Start of Block
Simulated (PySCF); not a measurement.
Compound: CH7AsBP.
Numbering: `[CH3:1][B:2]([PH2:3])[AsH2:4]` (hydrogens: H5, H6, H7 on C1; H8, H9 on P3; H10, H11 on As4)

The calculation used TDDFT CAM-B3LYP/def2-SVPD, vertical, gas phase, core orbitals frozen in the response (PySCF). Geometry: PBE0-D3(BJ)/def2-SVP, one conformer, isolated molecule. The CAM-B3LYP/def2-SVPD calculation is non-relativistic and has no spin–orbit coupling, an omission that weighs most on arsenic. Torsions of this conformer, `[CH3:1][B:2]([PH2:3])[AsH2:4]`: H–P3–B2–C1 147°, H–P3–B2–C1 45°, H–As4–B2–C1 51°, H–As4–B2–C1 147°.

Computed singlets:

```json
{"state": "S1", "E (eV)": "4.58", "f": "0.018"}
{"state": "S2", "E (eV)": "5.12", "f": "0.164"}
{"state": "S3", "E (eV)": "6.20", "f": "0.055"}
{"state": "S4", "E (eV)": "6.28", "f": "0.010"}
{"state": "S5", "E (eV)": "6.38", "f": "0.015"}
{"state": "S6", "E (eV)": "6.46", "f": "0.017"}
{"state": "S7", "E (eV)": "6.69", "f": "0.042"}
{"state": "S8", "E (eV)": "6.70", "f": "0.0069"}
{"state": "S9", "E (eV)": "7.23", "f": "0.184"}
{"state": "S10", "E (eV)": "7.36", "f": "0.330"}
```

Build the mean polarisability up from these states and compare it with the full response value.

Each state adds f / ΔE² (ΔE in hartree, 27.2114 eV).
End of Block

**WORK REQUEST**
What is needed is a word-for-word copy of the material above.

**WORKED SOLUTION**
Simulated (PySCF); not a measurement.
Compound: CH7AsBP.
Numbering: `[CH3:1][B:2]([PH2:3])[AsH2:4]` (hydrogens: H5, H6, H7 on C1; H8, H9 on P3; H10, H11 on As4)

The calculation used TDDFT CAM-B3LYP/def2-SVPD, vertical, gas phase, core orbitals frozen in the response (PySCF). Geometry: PBE0-D3(BJ)/def2-SVP, one conformer, isolated molecule. The CAM-B3LYP/def2-SVPD calculation is non-relativistic and has no spin–orbit coupling, an omission that weighs most on arsenic. Torsions of this conformer, `[CH3:1][B:2]([PH2:3])[AsH2:4]`: H–P3–B2–C1 147°, H–P3–B2–C1 45°, H–As4–B2–C1 51°, H–As4–B2–C1 147°.

Computed singlets:

```json
{"state": "S1", "E (eV)": "4.58", "f": "0.018"}
{"state": "S2", "E (eV)": "5.12", "f": "0.164"}
{"state": "S3", "E (eV)": "6.20", "f": "0.055"}
{"state": "S4", "E (eV)": "6.28", "f": "0.010"}
{"state": "S5", "E (eV)": "6.38", "f": "0.015"}
{"state": "S6", "E (eV)": "6.46", "f": "0.017"}
{"state": "S7", "E (eV)": "6.69", "f": "0.042"}
{"state": "S8", "E (eV)": "6.70", "f": "0.0069"}
{"state": "S9", "E (eV)": "7.23", "f": "0.184"}
{"state": "S10", "E (eV)": "7.36", "f": "0.330"}
```

Build the mean polarisability up from these states and compare it with the full response value.

Each state adds f / ΔE² (ΔE in hartree, 27.2114 eV).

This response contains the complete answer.